▸ Work instruction: Write out exactly the lines of the material below, beginning at the top and ending at the line that contains "Carbon signals: 1".

▸ Extracted information:
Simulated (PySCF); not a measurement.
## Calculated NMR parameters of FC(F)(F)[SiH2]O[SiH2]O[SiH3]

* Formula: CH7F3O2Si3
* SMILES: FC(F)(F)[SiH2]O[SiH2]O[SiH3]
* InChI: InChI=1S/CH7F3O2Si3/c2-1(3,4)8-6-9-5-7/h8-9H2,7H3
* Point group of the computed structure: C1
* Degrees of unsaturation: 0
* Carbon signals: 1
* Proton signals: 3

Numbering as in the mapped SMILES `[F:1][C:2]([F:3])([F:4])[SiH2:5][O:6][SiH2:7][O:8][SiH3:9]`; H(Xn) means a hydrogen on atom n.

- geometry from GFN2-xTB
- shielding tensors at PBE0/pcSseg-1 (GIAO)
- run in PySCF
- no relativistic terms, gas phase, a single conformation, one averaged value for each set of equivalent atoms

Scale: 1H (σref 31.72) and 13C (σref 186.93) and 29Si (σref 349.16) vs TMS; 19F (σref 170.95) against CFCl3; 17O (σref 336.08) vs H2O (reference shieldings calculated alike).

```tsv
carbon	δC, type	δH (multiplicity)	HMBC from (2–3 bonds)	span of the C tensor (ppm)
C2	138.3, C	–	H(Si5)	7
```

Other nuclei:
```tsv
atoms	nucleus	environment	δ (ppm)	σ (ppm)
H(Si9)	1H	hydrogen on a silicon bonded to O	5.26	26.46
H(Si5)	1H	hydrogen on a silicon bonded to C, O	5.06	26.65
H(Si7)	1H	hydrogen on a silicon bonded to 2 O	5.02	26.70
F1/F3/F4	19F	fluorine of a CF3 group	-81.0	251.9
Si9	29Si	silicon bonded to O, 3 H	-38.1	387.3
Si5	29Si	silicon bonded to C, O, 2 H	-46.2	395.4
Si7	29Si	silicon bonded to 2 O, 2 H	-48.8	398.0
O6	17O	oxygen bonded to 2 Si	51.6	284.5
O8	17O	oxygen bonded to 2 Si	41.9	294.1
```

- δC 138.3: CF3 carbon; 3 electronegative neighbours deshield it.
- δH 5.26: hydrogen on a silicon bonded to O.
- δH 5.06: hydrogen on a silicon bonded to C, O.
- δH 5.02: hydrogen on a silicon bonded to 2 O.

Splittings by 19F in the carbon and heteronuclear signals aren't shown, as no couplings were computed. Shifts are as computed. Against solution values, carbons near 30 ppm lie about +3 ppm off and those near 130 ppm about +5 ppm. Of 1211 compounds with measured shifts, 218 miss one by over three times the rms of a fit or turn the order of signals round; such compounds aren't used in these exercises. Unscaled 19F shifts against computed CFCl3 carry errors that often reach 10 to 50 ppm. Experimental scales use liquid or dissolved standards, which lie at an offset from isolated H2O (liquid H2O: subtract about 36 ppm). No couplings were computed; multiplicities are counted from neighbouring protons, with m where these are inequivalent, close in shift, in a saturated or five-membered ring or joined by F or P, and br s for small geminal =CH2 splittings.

▸ Task answer:
Simulated (PySCF); not a measurement.
## Calculated NMR parameters of FC(F)(F)[SiH2]O[SiH2]O[SiH3]

* Formula: CH7F3O2Si3
* SMILES: FC(F)(F)[SiH2]O[SiH2]O[SiH3]
* InChI: InChI=1S/CH7F3O2Si3/c2-1(3,4)8-6-9-5-7/h8-9H2,7H3
* Point group of the computed structure: C1
* Degrees of unsaturation: 0
* Carbon signals: 1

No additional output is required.